→ **WORK TASK**:
Quote only the lines from the top of the listing below down to and including the line with "2.00375, 2.01530, 2.02749".

--------------------------------------------------
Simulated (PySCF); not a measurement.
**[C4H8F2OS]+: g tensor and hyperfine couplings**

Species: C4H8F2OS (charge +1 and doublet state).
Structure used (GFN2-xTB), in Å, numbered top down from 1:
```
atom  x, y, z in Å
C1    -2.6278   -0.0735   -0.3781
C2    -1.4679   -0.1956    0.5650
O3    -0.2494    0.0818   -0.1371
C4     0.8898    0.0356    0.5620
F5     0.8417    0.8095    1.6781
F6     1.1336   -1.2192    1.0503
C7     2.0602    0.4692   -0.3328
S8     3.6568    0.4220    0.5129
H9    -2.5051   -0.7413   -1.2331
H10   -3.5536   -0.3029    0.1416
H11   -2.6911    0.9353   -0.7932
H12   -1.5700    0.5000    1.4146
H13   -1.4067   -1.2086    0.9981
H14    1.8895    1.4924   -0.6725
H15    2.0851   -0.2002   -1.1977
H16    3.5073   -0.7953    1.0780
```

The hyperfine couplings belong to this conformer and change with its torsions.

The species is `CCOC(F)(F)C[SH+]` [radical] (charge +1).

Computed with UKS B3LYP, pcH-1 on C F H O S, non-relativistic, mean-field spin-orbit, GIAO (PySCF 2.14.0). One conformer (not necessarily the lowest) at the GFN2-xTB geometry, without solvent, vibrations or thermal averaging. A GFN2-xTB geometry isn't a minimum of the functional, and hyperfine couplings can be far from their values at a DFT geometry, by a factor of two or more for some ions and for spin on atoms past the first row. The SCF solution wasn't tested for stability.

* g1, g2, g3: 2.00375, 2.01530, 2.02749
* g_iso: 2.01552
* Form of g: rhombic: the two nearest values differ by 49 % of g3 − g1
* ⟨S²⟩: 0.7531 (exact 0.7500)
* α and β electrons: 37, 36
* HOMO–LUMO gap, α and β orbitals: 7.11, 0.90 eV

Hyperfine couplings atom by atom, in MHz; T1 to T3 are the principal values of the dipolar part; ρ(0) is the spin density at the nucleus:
--------------------------------------------------

→ **RESPONSE AREA**:
Simulated (PySCF); not a measurement.
**[C4H8F2OS]+: g tensor and hyperfine couplings**

Species: C4H8F2OS (charge +1 and doublet state).
Structure used (GFN2-xTB), in Å, numbered top down from 1:
```
atom  x, y, z in Å
C1    -2.6278   -0.0735   -0.3781
C2    -1.4679   -0.1956    0.5650
O3    -0.2494    0.0818   -0.1371
C4     0.8898    0.0356    0.5620
F5     0.8417    0.8095    1.6781
F6     1.1336   -1.2192    1.0503
C7     2.0602    0.4692   -0.3328
S8     3.6568    0.4220    0.5129
H9    -2.5051   -0.7413   -1.2331
H10   -3.5536   -0.3029    0.1416
H11   -2.6911    0.9353   -0.7932
H12   -1.5700    0.5000    1.4146
H13   -1.4067   -1.2086    0.9981
H14    1.8895    1.4924   -0.6725
H15    2.0851   -0.2002   -1.1977
H16    3.5073   -0.7953    1.0780
```

The hyperfine couplings belong to this conformer and change with its torsions.

The species is `CCOC(F)(F)C[SH+]` [radical] (charge +1).

Computed with UKS B3LYP, pcH-1 on C F H O S, non-relativistic, mean-field spin-orbit, GIAO (PySCF 2.14.0). One conformer (not necessarily the lowest) at the GFN2-xTB geometry, without solvent, vibrations or thermal averaging. A GFN2-xTB geometry isn't a minimum of the functional, and hyperfine couplings can be far from their values at a DFT geometry, by a factor of two or more for some ions and for spin on atoms past the first row. The SCF solution wasn't tested for stability.

* g1, g2, g3: 2.00375, 2.01530, 2.02749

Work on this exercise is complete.